[Data extracts]
[Start of section]

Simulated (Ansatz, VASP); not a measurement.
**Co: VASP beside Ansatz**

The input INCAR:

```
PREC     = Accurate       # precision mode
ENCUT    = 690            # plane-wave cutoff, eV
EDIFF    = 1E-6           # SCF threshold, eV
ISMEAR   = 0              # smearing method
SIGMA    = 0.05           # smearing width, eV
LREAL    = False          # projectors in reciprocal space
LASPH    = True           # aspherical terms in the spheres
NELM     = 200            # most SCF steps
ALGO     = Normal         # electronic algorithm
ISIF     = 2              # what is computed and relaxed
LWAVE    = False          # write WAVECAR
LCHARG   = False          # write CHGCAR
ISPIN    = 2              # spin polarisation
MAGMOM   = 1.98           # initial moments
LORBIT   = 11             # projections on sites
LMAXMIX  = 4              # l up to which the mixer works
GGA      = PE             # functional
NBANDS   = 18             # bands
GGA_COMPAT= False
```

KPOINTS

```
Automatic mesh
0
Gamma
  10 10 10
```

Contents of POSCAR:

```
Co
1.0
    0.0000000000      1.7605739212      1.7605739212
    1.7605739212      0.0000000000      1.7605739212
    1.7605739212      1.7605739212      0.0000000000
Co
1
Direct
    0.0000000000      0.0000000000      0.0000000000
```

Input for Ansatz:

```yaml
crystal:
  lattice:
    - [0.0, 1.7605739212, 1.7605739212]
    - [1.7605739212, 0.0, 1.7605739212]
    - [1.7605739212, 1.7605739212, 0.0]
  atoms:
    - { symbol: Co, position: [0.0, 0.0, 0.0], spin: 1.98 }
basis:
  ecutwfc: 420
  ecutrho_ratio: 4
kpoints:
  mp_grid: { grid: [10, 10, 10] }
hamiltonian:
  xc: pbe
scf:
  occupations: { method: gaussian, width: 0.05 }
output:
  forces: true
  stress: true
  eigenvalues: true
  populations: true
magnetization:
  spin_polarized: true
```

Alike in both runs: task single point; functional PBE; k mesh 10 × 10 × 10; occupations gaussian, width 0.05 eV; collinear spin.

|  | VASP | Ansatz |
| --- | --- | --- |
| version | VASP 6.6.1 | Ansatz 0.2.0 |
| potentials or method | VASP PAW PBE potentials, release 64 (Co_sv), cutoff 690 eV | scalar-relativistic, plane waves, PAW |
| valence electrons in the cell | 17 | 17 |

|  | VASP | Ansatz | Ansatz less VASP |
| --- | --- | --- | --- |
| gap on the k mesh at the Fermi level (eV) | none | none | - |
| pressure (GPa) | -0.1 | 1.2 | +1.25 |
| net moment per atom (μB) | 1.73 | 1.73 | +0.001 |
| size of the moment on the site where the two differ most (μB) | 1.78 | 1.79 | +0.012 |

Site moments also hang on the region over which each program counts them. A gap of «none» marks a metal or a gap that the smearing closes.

[End of section]

[Work request] Your answer must consist only of the lines from the start of the records above through the line with "1.2 | +1.25 |", each retyped exactly.

[Response area]
Simulated (Ansatz, VASP); not a measurement.
**Co: VASP beside Ansatz**

The input INCAR:

```
PREC     = Accurate       # precision mode
ENCUT    = 690            # plane-wave cutoff, eV
EDIFF    = 1E-6           # SCF threshold, eV
ISMEAR   = 0              # smearing method
SIGMA    = 0.05           # smearing width, eV
LREAL    = False          # projectors in reciprocal space
LASPH    = True           # aspherical terms in the spheres
NELM     = 200            # most SCF steps
ALGO     = Normal         # electronic algorithm
ISIF     = 2              # what is computed and relaxed
LWAVE    = False          # write WAVECAR
LCHARG   = False          # write CHGCAR
ISPIN    = 2              # spin polarisation
MAGMOM   = 1.98           # initial moments
LORBIT   = 11             # projections on sites
LMAXMIX  = 4              # l up to which the mixer works
GGA      = PE             # functional
NBANDS   = 18             # bands
GGA_COMPAT= False
```

KPOINTS

```
Automatic mesh
0
Gamma
  10 10 10
```

Contents of POSCAR:

```
Co
1.0
    0.0000000000      1.7605739212      1.7605739212
    1.7605739212      0.0000000000      1.7605739212
    1.7605739212      1.7605739212      0.0000000000
Co
1
Direct
    0.0000000000      0.0000000000      0.0000000000
```

Input for Ansatz:

```yaml
crystal:
  lattice:
    - [0.0, 1.7605739212, 1.7605739212]
    - [1.7605739212, 0.0, 1.7605739212]
    - [1.7605739212, 1.7605739212, 0.0]
  atoms:
    - { symbol: Co, position: [0.0, 0.0, 0.0], spin: 1.98 }
basis:
  ecutwfc: 420
  ecutrho_ratio: 4
kpoints:
  mp_grid: { grid: [10, 10, 10] }
hamiltonian:
  xc: pbe
scf:
  occupations: { method: gaussian, width: 0.05 }
output:
  forces: true
  stress: true
  eigenvalues: true
  populations: true
magnetization:
  spin_polarized: true
```

Alike in both runs: task single point; functional PBE; k mesh 10 × 10 × 10; occupations gaussian, width 0.05 eV; collinear spin.

|  | VASP | Ansatz |
| --- | --- | --- |
| version | VASP 6.6.1 | Ansatz 0.2.0 |
| potentials or method | VASP PAW PBE potentials, release 64 (Co_sv), cutoff 690 eV | scalar-relativistic, plane waves, PAW |
| valence electrons in the cell | 17 | 17 |

|  | VASP | Ansatz | Ansatz less VASP |
| --- | --- | --- | --- |
| gap on the k mesh at the Fermi level (eV) | none | none | - |
| pressure (GPa) | -0.1 | 1.2 | +1.25 |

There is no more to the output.